• _Required action_
Exactly the lines from the opening of the records through the line containing "Computed with PBE/pcSseg-1" should be copied, with both included.

• _Information provided_
○ ○ ○ ○

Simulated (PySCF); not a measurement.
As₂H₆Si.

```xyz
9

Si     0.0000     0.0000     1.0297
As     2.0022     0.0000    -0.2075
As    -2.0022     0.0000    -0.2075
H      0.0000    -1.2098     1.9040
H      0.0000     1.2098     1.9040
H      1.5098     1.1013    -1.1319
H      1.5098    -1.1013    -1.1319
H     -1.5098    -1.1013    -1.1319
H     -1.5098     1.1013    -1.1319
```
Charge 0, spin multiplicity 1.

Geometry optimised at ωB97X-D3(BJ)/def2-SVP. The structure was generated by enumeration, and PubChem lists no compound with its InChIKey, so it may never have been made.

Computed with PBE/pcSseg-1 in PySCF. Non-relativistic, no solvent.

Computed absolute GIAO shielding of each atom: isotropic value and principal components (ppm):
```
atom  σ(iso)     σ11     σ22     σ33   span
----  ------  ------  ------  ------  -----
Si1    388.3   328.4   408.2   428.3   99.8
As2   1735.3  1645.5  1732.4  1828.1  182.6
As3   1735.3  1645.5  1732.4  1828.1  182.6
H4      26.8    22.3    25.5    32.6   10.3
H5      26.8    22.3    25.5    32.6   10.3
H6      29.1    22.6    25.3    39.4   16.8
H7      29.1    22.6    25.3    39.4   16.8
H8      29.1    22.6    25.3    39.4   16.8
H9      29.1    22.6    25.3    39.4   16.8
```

○ ○ ○ ○

• _Your solution_
Simulated (PySCF); not a measurement.
As₂H₆Si.

```xyz
9

Si     0.0000     0.0000     1.0297
As     2.0022     0.0000    -0.2075
As    -2.0022     0.0000    -0.2075
H      0.0000    -1.2098     1.9040
H      0.0000     1.2098     1.9040
H      1.5098     1.1013    -1.1319
H      1.5098    -1.1013    -1.1319
H     -1.5098    -1.1013    -1.1319
H     -1.5098     1.1013    -1.1319
```
Charge 0, spin multiplicity 1.

Geometry optimised at ωB97X-D3(BJ)/def2-SVP. The structure was generated by enumeration, and PubChem lists no compound with its InChIKey, so it may never have been made.

Computed with PBE/pcSseg-1 in PySCF. Non-relativistic, no solvent.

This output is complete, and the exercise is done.